Assignment:
Repeat exactly, and only, the lines below starting at the line that contains "Alike in both" and ending at the line that contains "A: gap on the", inclusive of both.

Extracted data:
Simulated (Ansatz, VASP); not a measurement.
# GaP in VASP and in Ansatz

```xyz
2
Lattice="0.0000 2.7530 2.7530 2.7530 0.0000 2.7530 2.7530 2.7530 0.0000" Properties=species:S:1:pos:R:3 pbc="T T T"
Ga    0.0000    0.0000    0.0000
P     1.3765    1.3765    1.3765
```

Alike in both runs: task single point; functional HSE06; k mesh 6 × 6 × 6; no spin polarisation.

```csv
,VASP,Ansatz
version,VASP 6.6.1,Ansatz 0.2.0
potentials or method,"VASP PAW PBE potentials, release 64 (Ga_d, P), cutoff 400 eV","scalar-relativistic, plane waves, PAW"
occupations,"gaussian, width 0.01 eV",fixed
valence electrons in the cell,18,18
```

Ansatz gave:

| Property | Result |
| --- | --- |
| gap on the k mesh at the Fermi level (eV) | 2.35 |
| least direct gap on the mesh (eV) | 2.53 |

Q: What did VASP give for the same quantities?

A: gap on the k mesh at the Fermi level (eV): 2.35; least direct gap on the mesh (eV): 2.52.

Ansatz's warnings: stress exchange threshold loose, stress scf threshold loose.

Expected answer:
Alike in both runs: task single point; functional HSE06; k mesh 6 × 6 × 6; no spin polarisation.

```csv
,VASP,Ansatz
version,VASP 6.6.1,Ansatz 0.2.0
potentials or method,"VASP PAW PBE potentials, release 64 (Ga_d, P), cutoff 400 eV","scalar-relativistic, plane waves, PAW"
occupations,"gaussian, width 0.01 eV",fixed
valence electrons in the cell,18,18
```

Ansatz gave:

| Property | Result |
| --- | --- |
| gap on the k mesh at the Fermi level (eV) | 2.35 |
| least direct gap on the mesh (eV) | 2.53 |

Q: What did VASP give for the same quantities?

A: gap on the k mesh at the Fermi level (eV): 2.35; least direct gap on the mesh (eV): 2.52.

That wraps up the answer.